§ Work item: Beginning with the first line of the data below, set down each line exactly through the line that contains "The spin-orbit splitting".

§ Dataset content:
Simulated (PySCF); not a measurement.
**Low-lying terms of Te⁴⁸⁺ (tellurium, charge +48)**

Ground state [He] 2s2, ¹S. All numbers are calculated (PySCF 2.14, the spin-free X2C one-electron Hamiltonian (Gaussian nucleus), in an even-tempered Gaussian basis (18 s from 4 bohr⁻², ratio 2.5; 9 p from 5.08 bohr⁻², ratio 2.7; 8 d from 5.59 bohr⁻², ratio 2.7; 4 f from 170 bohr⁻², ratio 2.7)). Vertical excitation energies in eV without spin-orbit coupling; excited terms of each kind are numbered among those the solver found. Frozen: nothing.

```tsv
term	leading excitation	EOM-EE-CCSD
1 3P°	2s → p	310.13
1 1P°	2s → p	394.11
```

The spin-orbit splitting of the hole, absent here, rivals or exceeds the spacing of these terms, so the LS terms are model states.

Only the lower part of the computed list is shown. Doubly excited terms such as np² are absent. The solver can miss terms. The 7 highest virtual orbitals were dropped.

§ Task result:
Simulated (PySCF); not a measurement.
**Low-lying terms of Te⁴⁸⁺ (tellurium, charge +48)**

Ground state [He] 2s2, ¹S. All numbers are calculated (PySCF 2.14, the spin-free X2C one-electron Hamiltonian (Gaussian nucleus), in an even-tempered Gaussian basis (18 s from 4 bohr⁻², ratio 2.5; 9 p from 5.08 bohr⁻², ratio 2.7; 8 d from 5.59 bohr⁻², ratio 2.7; 4 f from 170 bohr⁻², ratio 2.7)). Vertical excitation energies in eV without spin-orbit coupling; excited terms of each kind are numbered among those the solver found. Frozen: nothing.

```tsv
term	leading excitation	EOM-EE-CCSD
1 3P°	2s → p	310.13
1 1P°	2s → p	394.11
```

The spin-orbit splitting of the hole, absent here, rivals or exceeds the spacing of these terms, so the LS terms are model states.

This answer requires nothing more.